§ REQUIREMENT
Everything from the first line of the entries through the line containing "Simulation results for" is to be retyped exactly, and nothing beyond it.

§ EXTRACTED DATA
::::
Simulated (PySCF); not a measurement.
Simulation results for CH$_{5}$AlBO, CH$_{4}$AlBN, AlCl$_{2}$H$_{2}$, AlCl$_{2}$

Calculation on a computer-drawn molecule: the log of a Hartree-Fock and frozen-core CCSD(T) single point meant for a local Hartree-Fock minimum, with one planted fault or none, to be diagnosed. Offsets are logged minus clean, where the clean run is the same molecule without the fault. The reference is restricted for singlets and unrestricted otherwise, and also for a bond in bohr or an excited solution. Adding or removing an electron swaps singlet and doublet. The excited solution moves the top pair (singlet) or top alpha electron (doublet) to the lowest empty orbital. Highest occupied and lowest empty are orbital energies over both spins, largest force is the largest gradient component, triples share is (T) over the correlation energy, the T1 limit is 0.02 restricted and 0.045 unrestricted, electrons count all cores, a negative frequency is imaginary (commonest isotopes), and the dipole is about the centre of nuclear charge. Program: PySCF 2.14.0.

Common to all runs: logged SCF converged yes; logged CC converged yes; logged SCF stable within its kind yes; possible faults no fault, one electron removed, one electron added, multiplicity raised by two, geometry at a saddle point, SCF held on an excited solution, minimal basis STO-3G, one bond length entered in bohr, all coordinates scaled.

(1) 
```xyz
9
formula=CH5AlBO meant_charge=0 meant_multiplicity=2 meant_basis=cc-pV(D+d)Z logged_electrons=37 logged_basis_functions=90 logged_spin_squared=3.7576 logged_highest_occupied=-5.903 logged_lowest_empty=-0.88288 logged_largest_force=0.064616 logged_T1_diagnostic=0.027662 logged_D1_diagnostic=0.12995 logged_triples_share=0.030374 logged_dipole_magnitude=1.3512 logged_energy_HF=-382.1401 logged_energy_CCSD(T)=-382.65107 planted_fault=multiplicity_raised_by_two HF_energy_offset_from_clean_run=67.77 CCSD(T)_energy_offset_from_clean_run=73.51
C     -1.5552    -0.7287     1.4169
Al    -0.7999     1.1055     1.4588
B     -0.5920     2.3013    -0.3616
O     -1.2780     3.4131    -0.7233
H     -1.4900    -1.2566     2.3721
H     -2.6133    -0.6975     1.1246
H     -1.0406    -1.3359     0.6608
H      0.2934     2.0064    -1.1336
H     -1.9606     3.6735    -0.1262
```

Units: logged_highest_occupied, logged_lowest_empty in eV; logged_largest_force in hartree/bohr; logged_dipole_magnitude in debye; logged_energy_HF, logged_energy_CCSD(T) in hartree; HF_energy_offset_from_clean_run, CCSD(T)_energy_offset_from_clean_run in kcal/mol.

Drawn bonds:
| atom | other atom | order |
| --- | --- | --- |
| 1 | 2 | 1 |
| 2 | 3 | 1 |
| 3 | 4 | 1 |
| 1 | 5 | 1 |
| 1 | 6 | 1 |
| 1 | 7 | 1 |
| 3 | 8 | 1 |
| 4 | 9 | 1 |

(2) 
::::

§ TASK RESPONSE
Simulated (PySCF); not a measurement.
Simulation results for CH$_{5}$AlBO, CH$_{4}$AlBN, AlCl$_{2}$H$_{2}$, AlCl$_{2}$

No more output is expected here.